....
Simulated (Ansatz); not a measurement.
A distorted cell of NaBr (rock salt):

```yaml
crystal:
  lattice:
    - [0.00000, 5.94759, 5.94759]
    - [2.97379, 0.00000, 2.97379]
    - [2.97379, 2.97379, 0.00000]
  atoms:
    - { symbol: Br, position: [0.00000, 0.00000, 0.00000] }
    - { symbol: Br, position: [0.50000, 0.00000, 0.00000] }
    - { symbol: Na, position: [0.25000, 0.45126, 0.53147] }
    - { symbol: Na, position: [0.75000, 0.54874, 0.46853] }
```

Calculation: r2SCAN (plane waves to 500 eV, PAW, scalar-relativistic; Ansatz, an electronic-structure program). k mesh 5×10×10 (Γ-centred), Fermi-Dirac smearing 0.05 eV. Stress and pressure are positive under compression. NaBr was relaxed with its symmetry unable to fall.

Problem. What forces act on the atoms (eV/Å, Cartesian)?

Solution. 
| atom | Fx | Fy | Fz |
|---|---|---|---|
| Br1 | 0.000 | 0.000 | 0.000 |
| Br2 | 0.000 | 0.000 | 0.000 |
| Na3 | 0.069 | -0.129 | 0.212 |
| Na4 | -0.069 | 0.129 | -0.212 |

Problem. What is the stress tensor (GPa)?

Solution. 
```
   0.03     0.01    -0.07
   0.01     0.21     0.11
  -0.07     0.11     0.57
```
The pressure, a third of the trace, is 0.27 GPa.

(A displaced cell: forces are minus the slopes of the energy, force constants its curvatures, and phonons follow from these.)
....

Every line from the top of the material through the line containing "The pressure, a" must be transcribed exactly, and no other line may appear.

Simulated (Ansatz); not a measurement.
A distorted cell of NaBr (rock salt):

```yaml
crystal:
  lattice:
    - [0.00000, 5.94759, 5.94759]
    - [2.97379, 0.00000, 2.97379]
    - [2.97379, 2.97379, 0.00000]
  atoms:
    - { symbol: Br, position: [0.00000, 0.00000, 0.00000] }
    - { symbol: Br, position: [0.50000, 0.00000, 0.00000] }
    - { symbol: Na, position: [0.25000, 0.45126, 0.53147] }
    - { symbol: Na, position: [0.75000, 0.54874, 0.46853] }
```

Calculation: r2SCAN (plane waves to 500 eV, PAW, scalar-relativistic; Ansatz, an electronic-structure program). k mesh 5×10×10 (Γ-centred), Fermi-Dirac smearing 0.05 eV. Stress and pressure are positive under compression. NaBr was relaxed with its symmetry unable to fall.

Problem. What forces act on the atoms (eV/Å, Cartesian)?

Solution. 
| atom | Fx | Fy | Fz |
|---|---|---|---|
| Br1 | 0.000 | 0.000 | 0.000 |
| Br2 | 0.000 | 0.000 | 0.000 |
| Na3 | 0.069 | -0.129 | 0.212 |
| Na4 | -0.069 | 0.129 | -0.212 |

Problem. What is the stress tensor (GPa)?

Solution. 
```
   0.03     0.01    -0.07
   0.01     0.21     0.11
  -0.07     0.11     0.57
```
The pressure, a third of the trace, is 0.27 GPa.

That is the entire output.